_Data extracts_:
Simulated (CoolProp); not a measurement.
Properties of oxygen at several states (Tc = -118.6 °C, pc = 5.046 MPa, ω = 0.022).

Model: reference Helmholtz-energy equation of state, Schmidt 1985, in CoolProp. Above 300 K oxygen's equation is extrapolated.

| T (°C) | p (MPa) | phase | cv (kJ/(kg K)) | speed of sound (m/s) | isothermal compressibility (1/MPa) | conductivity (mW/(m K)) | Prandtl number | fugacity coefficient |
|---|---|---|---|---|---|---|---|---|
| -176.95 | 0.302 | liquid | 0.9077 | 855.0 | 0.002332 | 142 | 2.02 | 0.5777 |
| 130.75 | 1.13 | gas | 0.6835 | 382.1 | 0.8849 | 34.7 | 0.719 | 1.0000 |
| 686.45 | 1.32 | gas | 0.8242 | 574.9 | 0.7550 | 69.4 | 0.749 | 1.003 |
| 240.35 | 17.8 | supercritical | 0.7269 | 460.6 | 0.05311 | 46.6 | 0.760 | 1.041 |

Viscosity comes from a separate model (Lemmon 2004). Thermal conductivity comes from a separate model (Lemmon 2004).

_Work request_: Each line from the top of the material above, through the one that contains "Model: reference Helmholtz-energy", should be restated word for word.

_Answer space_:
Simulated (CoolProp); not a measurement.
Properties of oxygen at several states (Tc = -118.6 °C, pc = 5.046 MPa, ω = 0.022).

Model: reference Helmholtz-energy equation of state, Schmidt 1985, in CoolProp. Above 300 K oxygen's equation is extrapolated.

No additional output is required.